'''
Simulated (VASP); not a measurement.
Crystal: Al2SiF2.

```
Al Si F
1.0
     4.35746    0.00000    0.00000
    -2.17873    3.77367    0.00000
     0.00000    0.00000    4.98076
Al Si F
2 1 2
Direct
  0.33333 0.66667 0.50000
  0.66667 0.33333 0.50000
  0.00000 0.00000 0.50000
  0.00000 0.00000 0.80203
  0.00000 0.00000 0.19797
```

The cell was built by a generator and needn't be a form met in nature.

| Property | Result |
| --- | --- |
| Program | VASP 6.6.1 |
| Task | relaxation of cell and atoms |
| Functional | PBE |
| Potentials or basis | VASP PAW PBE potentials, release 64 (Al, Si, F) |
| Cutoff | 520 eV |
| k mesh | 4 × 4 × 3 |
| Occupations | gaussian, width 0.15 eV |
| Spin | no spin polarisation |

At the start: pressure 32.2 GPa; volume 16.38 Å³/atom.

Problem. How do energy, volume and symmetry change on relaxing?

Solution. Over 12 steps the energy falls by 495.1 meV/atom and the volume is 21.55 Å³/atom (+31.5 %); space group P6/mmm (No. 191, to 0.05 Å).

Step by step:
'''

• Assignment
Word for word, transcribe all of the material.

• Task answer
Simulated (VASP); not a measurement.
Crystal: Al2SiF2.

```
Al Si F
1.0
     4.35746    0.00000    0.00000
    -2.17873    3.77367    0.00000
     0.00000    0.00000    4.98076
Al Si F
2 1 2
Direct
  0.33333 0.66667 0.50000
  0.66667 0.33333 0.50000
  0.00000 0.00000 0.50000
  0.00000 0.00000 0.80203
  0.00000 0.00000 0.19797
```

The cell was built by a generator and needn't be a form met in nature.

| Property | Result |
| --- | --- |
| Program | VASP 6.6.1 |
| Task | relaxation of cell and atoms |
| Functional | PBE |
| Potentials or basis | VASP PAW PBE potentials, release 64 (Al, Si, F) |
| Cutoff | 520 eV |
| k mesh | 4 × 4 × 3 |
| Occupations | gaussian, width 0.15 eV |
| Spin | no spin polarisation |

At the start: pressure 32.2 GPa; volume 16.38 Å³/atom.

Problem. How do energy, volume and symmetry change on relaxing?

Solution. Over 12 steps the energy falls by 495.1 meV/atom and the volume is 21.55 Å³/atom (+31.5 %); space group P6/mmm (No. 191, to 0.05 Å).

Step by step:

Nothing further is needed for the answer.